■ **REQUIREMENT**: Return all records exactly. Nothing may be added.

========
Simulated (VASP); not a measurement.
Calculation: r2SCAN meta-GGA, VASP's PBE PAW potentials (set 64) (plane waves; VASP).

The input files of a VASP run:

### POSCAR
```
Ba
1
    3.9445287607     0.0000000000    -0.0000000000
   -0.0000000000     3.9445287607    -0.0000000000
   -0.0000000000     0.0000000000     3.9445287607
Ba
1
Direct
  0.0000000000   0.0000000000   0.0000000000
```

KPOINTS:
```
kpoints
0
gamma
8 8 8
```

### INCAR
========

■ **ANSWER AREA**:
Simulated (VASP); not a measurement.
Calculation: r2SCAN meta-GGA, VASP's PBE PAW potentials (set 64) (plane waves; VASP).

The input files of a VASP run:

### POSCAR
```
Ba
1
    3.9445287607     0.0000000000    -0.0000000000
   -0.0000000000     3.9445287607    -0.0000000000
   -0.0000000000     0.0000000000     3.9445287607
Ba
1
Direct
  0.0000000000   0.0000000000   0.0000000000
```

KPOINTS:
```
kpoints
0
gamma
8 8 8
```

### INCAR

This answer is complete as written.